BRIEF
Every record must be copied exactly, from first line to last.

..............................

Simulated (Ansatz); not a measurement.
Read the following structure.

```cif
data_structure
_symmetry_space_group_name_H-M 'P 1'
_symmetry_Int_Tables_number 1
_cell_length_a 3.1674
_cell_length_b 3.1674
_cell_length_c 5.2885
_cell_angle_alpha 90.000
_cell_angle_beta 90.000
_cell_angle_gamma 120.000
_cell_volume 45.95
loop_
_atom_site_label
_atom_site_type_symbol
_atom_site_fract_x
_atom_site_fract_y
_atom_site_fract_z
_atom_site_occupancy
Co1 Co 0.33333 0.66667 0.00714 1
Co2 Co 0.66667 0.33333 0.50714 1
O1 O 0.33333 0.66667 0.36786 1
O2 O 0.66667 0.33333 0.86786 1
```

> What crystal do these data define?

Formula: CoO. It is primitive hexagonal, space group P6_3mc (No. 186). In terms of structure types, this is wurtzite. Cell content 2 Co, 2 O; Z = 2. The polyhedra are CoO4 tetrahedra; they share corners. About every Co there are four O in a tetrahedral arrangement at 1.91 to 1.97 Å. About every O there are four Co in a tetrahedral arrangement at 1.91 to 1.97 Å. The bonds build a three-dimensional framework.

..............................

RESPONSE BOX
Simulated (Ansatz); not a measurement.
Read the following structure.

```cif
data_structure
_symmetry_space_group_name_H-M 'P 1'
_symmetry_Int_Tables_number 1
_cell_length_a 3.1674
_cell_length_b 3.1674
_cell_length_c 5.2885
_cell_angle_alpha 90.000
_cell_angle_beta 90.000
_cell_angle_gamma 120.000
_cell_volume 45.95
loop_
_atom_site_label
_atom_site_type_symbol
_atom_site_fract_x
_atom_site_fract_y
_atom_site_fract_z
_atom_site_occupancy
Co1 Co 0.33333 0.66667 0.00714 1
Co2 Co 0.66667 0.33333 0.50714 1
O1 O 0.33333 0.66667 0.36786 1
O2 O 0.66667 0.33333 0.86786 1
```

> What crystal do these data define?

Formula: CoO. It is primitive hexagonal, space group P6_3mc (No. 186). In terms of structure types, this is wurtzite. Cell content 2 Co, 2 O; Z = 2. The polyhedra are CoO4 tetrahedra; they share corners. About every Co there are four O in a tetrahedral arrangement at 1.91 to 1.97 Å. About every O there are four Co in a tetrahedral arrangement at 1.91 to 1.97 Å. The bonds build a three-dimensional framework.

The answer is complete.